-- RECORDED INFORMATION follows --
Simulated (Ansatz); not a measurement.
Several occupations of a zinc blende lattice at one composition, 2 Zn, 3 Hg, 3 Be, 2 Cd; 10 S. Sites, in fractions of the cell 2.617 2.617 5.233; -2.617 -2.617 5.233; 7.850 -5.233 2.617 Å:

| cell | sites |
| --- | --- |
-- RECORDED INFORMATION concluded --

## REQUIREMENT
Line by line, repeat the listing exactly as written.

## PROBLEM SOLUTION
Simulated (Ansatz); not a measurement.
Several occupations of a zinc blende lattice at one composition, 2 Zn, 3 Hg, 3 Be, 2 Cd; 10 S. Sites, in fractions of the cell 2.617 2.617 5.233; -2.617 -2.617 5.233; 7.850 -5.233 2.617 Å:

| cell | sites |
| --- | --- |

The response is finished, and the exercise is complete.